Material supplied:
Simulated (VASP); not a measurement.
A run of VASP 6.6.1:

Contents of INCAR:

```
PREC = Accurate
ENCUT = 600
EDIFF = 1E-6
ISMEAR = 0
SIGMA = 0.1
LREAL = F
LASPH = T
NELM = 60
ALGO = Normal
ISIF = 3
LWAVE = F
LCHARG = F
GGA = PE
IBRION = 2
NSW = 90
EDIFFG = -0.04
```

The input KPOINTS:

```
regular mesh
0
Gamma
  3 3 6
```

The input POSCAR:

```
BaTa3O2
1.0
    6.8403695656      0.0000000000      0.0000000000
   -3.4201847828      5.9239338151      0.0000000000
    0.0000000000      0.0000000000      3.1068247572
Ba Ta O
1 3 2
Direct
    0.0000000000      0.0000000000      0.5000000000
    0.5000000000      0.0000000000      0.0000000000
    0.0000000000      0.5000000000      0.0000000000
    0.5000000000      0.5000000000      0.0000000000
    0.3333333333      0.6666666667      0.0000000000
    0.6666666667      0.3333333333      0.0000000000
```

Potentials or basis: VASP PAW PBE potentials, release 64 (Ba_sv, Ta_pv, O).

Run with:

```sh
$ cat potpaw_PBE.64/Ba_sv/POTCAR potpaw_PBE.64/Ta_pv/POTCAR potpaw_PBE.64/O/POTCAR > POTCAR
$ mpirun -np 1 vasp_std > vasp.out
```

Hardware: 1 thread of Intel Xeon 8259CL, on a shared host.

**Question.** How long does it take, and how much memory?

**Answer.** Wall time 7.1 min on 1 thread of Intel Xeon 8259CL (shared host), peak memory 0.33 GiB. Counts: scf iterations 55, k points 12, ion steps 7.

Required action:
Taking the entries above, print exactly the lines starting at the line with "A run of VASP" and ending at the line with "how much memory?", both included.

Written response:
A run of VASP 6.6.1:

Contents of INCAR:

```
PREC = Accurate
ENCUT = 600
EDIFF = 1E-6
ISMEAR = 0
SIGMA = 0.1
LREAL = F
LASPH = T
NELM = 60
ALGO = Normal
ISIF = 3
LWAVE = F
LCHARG = F
GGA = PE
IBRION = 2
NSW = 90
EDIFFG = -0.04
```

The input KPOINTS:

```
regular mesh
0
Gamma
  3 3 6
```

The input POSCAR:

```
BaTa3O2
1.0
    6.8403695656      0.0000000000      0.0000000000
   -3.4201847828      5.9239338151      0.0000000000
    0.0000000000      0.0000000000      3.1068247572
Ba Ta O
1 3 2
Direct
    0.0000000000      0.0000000000      0.5000000000
    0.5000000000      0.0000000000      0.0000000000
    0.0000000000      0.5000000000      0.0000000000
    0.5000000000      0.5000000000      0.0000000000
    0.3333333333      0.6666666667      0.0000000000
    0.6666666667      0.3333333333      0.0000000000
```

Potentials or basis: VASP PAW PBE potentials, release 64 (Ba_sv, Ta_pv, O).

Run with:

```sh
$ cat potpaw_PBE.64/Ba_sv/POTCAR potpaw_PBE.64/Ta_pv/POTCAR potpaw_PBE.64/O/POTCAR > POTCAR
$ mpirun -np 1 vasp_std > vasp.out
```

Hardware: 1 thread of Intel Xeon 8259CL, on a shared host.

**Question.** How long does it take, and how much memory?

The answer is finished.